(Exercise): Your output should be the entries below, from the first line up to and including the line with "## Step 2: Ground state", reproduced exactly and with no other lines.

(Data provided):
────────

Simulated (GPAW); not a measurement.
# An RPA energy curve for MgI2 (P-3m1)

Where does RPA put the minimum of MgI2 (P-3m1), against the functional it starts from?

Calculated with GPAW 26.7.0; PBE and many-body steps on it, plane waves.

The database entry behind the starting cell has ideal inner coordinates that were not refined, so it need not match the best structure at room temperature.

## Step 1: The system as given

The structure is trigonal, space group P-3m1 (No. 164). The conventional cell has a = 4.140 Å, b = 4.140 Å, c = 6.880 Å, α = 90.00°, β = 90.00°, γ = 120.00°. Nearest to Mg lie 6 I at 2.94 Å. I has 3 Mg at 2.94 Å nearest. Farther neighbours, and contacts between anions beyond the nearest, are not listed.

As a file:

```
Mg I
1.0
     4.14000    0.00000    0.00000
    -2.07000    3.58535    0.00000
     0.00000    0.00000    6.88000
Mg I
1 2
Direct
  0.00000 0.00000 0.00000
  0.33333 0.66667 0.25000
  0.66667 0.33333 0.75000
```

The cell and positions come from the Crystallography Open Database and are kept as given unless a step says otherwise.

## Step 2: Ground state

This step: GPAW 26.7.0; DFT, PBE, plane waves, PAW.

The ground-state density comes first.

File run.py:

────────

(Exercise result):
Simulated (GPAW); not a measurement.
# An RPA energy curve for MgI2 (P-3m1)

Where does RPA put the minimum of MgI2 (P-3m1), against the functional it starts from?

Calculated with GPAW 26.7.0; PBE and many-body steps on it, plane waves.

The database entry behind the starting cell has ideal inner coordinates that were not refined, so it need not match the best structure at room temperature.

## Step 1: The system as given

The structure is trigonal, space group P-3m1 (No. 164). The conventional cell has a = 4.140 Å, b = 4.140 Å, c = 6.880 Å, α = 90.00°, β = 90.00°, γ = 120.00°. Nearest to Mg lie 6 I at 2.94 Å. I has 3 Mg at 2.94 Å nearest. Farther neighbours, and contacts between anions beyond the nearest, are not listed.

As a file:

```
Mg I
1.0
     4.14000    0.00000    0.00000
    -2.07000    3.58535    0.00000
     0.00000    0.00000    6.88000
Mg I
1 2
Direct
  0.00000 0.00000 0.00000
  0.33333 0.66667 0.25000
  0.66667 0.33333 0.75000
```

The cell and positions come from the Crystallography Open Database and are kept as given unless a step says otherwise.

## Step 2: Ground state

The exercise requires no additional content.